## Given entries
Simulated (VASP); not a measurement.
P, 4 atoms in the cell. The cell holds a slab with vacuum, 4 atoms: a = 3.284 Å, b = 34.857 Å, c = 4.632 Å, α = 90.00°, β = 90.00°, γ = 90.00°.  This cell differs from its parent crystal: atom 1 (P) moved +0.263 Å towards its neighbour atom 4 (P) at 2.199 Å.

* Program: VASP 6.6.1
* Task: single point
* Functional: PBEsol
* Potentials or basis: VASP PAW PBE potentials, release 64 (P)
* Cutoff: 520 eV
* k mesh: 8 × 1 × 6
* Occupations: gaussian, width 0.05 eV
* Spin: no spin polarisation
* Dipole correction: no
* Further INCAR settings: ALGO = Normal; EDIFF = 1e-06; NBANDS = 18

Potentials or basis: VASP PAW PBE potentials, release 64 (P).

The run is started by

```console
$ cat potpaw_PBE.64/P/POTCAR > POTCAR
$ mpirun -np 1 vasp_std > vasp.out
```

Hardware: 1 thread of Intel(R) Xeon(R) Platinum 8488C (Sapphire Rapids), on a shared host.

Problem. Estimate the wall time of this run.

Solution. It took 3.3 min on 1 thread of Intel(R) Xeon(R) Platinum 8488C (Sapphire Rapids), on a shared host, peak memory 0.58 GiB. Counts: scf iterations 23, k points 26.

## Required action
Quote exactly the opening line of the material above and every line after it, up to and including the line that contains "Problem. Estimate the wall time of this run.".

## Task output
Simulated (VASP); not a measurement.
P, 4 atoms in the cell. The cell holds a slab with vacuum, 4 atoms: a = 3.284 Å, b = 34.857 Å, c = 4.632 Å, α = 90.00°, β = 90.00°, γ = 90.00°.  This cell differs from its parent crystal: atom 1 (P) moved +0.263 Å towards its neighbour atom 4 (P) at 2.199 Å.

* Program: VASP 6.6.1
* Task: single point
* Functional: PBEsol
* Potentials or basis: VASP PAW PBE potentials, release 64 (P)
* Cutoff: 520 eV
* k mesh: 8 × 1 × 6
* Occupations: gaussian, width 0.05 eV
* Spin: no spin polarisation
* Dipole correction: no
* Further INCAR settings: ALGO = Normal; EDIFF = 1e-06; NBANDS = 18

Potentials or basis: VASP PAW PBE potentials, release 64 (P).

The run is started by

```console
$ cat potpaw_PBE.64/P/POTCAR > POTCAR
$ mpirun -np 1 vasp_std > vasp.out
```

Hardware: 1 thread of Intel(R) Xeon(R) Platinum 8488C (Sapphire Rapids), on a shared host.

Problem. Estimate the wall time of this run.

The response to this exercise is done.